### REQUIREMENT
What is needed is a faithful copy of all the records.

**********

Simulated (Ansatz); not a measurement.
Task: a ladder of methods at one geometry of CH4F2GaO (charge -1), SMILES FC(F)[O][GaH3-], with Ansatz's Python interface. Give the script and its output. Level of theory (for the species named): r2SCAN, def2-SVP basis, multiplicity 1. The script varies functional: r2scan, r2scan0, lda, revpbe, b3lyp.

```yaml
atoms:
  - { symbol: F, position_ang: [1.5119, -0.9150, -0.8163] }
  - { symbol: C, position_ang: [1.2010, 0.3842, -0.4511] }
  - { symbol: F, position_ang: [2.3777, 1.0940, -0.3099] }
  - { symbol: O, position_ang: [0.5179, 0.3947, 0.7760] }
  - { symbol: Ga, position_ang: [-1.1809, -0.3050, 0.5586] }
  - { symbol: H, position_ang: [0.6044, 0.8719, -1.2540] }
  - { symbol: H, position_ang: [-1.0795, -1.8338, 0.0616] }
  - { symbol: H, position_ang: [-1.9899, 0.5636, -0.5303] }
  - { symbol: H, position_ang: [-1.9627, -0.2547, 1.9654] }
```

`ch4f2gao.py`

**********

### TASK RESULT
Simulated (Ansatz); not a measurement.
Task: a ladder of methods at one geometry of CH4F2GaO (charge -1), SMILES FC(F)[O][GaH3-], with Ansatz's Python interface. Give the script and its output. Level of theory (for the species named): r2SCAN, def2-SVP basis, multiplicity 1. The script varies functional: r2scan, r2scan0, lda, revpbe, b3lyp.

```yaml
atoms:
  - { symbol: F, position_ang: [1.5119, -0.9150, -0.8163] }
  - { symbol: C, position_ang: [1.2010, 0.3842, -0.4511] }
  - { symbol: F, position_ang: [2.3777, 1.0940, -0.3099] }
  - { symbol: O, position_ang: [0.5179, 0.3947, 0.7760] }
  - { symbol: Ga, position_ang: [-1.1809, -0.3050, 0.5586] }
  - { symbol: H, position_ang: [0.6044, 0.8719, -1.2540] }
  - { symbol: H, position_ang: [-1.0795, -1.8338, 0.0616] }
  - { symbol: H, position_ang: [-1.9899, 0.5636, -0.5303] }
  - { symbol: H, position_ang: [-1.9627, -0.2547, 1.9654] }
```

`ch4f2gao.py`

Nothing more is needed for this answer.